■ **Material provided**
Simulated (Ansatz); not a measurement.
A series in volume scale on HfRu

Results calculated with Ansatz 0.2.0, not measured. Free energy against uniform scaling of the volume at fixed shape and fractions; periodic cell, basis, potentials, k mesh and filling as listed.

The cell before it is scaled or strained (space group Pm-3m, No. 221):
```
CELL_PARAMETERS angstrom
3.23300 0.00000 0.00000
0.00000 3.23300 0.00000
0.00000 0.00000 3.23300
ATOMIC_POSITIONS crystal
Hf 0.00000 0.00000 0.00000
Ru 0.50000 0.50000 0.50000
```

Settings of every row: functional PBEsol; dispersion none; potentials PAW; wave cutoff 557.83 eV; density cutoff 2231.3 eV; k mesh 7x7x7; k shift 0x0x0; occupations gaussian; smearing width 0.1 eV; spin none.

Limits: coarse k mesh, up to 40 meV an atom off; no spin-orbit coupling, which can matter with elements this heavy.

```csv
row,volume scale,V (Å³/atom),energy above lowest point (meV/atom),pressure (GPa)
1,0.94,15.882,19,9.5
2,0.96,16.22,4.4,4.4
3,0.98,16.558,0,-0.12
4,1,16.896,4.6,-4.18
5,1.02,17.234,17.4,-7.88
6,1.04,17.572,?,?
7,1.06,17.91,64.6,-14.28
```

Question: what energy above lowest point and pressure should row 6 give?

■ **Assignment**
Without changing anything, repeat every record above.

■ **Exercise answer**
Simulated (Ansatz); not a measurement.
A series in volume scale on HfRu

Results calculated with Ansatz 0.2.0, not measured. Free energy against uniform scaling of the volume at fixed shape and fractions; periodic cell, basis, potentials, k mesh and filling as listed.

The cell before it is scaled or strained (space group Pm-3m, No. 221):
```
CELL_PARAMETERS angstrom
3.23300 0.00000 0.00000
0.00000 3.23300 0.00000
0.00000 0.00000 3.23300
ATOMIC_POSITIONS crystal
Hf 0.00000 0.00000 0.00000
Ru 0.50000 0.50000 0.50000
```

Settings of every row: functional PBEsol; dispersion none; potentials PAW; wave cutoff 557.83 eV; density cutoff 2231.3 eV; k mesh 7x7x7; k shift 0x0x0; occupations gaussian; smearing width 0.1 eV; spin none.

Limits: coarse k mesh, up to 40 meV an atom off; no spin-orbit coupling, which can matter with elements this heavy.

```csv
row,volume scale,V (Å³/atom),energy above lowest point (meV/atom),pressure (GPa)
1,0.94,15.882,19,9.5
2,0.96,16.22,4.4,4.4
3,0.98,16.558,0,-0.12
4,1,16.896,4.6,-4.18
5,1.02,17.234,17.4,-7.88
6,1.04,17.572,?,?
7,1.06,17.91,64.6,-14.28
```

Question: what energy above lowest point and pressure should row 6 give?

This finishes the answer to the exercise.